*Exercise*.
Copy exactly the lines of the records below, and only those lines, beginning with the line that contains "The parent structure" and ending with the line that contains "A, 1 layer.".

*Provided data*.
• • • • • • •

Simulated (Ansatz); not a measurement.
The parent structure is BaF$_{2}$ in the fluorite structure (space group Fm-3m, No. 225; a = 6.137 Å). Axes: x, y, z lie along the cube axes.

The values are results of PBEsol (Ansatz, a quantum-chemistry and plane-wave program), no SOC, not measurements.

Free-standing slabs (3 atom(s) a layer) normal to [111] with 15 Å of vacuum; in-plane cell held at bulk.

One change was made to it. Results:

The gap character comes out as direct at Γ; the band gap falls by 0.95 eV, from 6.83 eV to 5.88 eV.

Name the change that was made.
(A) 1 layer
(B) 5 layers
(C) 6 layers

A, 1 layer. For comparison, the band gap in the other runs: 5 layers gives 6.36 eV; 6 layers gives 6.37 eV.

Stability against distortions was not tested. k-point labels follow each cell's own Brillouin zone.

• • • • • • •

*Exercise output*.
The parent structure is BaF$_{2}$ in the fluorite structure (space group Fm-3m, No. 225; a = 6.137 Å). Axes: x, y, z lie along the cube axes.

The values are results of PBEsol (Ansatz, a quantum-chemistry and plane-wave program), no SOC, not measurements.

Free-standing slabs (3 atom(s) a layer) normal to [111] with 15 Å of vacuum; in-plane cell held at bulk.

One change was made to it. Results:

The gap character comes out as direct at Γ; the band gap falls by 0.95 eV, from 6.83 eV to 5.88 eV.

Name the change that was made.
(A) 1 layer
(B) 5 layers
(C) 6 layers

A, 1 layer. For comparison, the band gap in the other runs: 5 layers gives 6.36 eV; 6 layers gives 6.37 eV.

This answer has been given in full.